Work instruction
From the first line of the data through the line containing "Atoms are numbered in this order, from 1.", return each line exactly.

Segment Start: Data extracts
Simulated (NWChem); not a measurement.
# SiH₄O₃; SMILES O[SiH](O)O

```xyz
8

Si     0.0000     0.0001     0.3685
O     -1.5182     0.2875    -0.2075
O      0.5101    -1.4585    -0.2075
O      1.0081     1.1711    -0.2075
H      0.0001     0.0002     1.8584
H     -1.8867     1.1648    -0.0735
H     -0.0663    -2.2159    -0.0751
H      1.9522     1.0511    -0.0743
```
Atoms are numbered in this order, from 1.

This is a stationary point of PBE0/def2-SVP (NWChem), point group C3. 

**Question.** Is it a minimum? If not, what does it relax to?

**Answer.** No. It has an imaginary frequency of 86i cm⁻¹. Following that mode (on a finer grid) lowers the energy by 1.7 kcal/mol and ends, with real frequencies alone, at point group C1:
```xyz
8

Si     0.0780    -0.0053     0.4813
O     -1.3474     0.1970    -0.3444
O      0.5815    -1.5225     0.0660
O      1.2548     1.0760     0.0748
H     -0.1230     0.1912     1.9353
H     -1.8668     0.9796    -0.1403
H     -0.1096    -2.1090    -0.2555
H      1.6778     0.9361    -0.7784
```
Segment End: Data extracts

Exercise response
Simulated (NWChem); not a measurement.
# SiH₄O₃; SMILES O[SiH](O)O

```xyz
8

Si     0.0000     0.0001     0.3685
O     -1.5182     0.2875    -0.2075
O      0.5101    -1.4585    -0.2075
O      1.0081     1.1711    -0.2075
H      0.0001     0.0002     1.8584
H     -1.8867     1.1648    -0.0735
H     -0.0663    -2.2159    -0.0751
H      1.9522     1.0511    -0.0743
```
Atoms are numbered in this order, from 1.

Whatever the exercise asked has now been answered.